• REQUIRED ACTION:
The answer must be the full listing, retyped exactly.

• DATA:
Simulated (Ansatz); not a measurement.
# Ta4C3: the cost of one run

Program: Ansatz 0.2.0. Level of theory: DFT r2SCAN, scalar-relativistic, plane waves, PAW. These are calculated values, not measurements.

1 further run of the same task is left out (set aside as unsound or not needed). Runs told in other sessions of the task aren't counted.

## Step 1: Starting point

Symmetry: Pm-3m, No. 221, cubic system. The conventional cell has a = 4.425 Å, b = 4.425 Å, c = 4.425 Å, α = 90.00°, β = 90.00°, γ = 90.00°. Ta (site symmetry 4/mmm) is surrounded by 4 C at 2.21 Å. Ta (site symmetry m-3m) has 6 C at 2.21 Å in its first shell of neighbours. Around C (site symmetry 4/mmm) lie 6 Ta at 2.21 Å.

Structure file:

• TASK SOLUTION:
Simulated (Ansatz); not a measurement.
# Ta4C3: the cost of one run

Program: Ansatz 0.2.0. Level of theory: DFT r2SCAN, scalar-relativistic, plane waves, PAW. These are calculated values, not measurements.

1 further run of the same task is left out (set aside as unsound or not needed). Runs told in other sessions of the task aren't counted.

## Step 1: Starting point

Symmetry: Pm-3m, No. 221, cubic system. The conventional cell has a = 4.425 Å, b = 4.425 Å, c = 4.425 Å, α = 90.00°, β = 90.00°, γ = 90.00°. Ta (site symmetry 4/mmm) is surrounded by 4 C at 2.21 Å. Ta (site symmetry m-3m) has 6 C at 2.21 Å in its first shell of neighbours. Around C (site symmetry 4/mmm) lie 6 Ta at 2.21 Å.

Structure file:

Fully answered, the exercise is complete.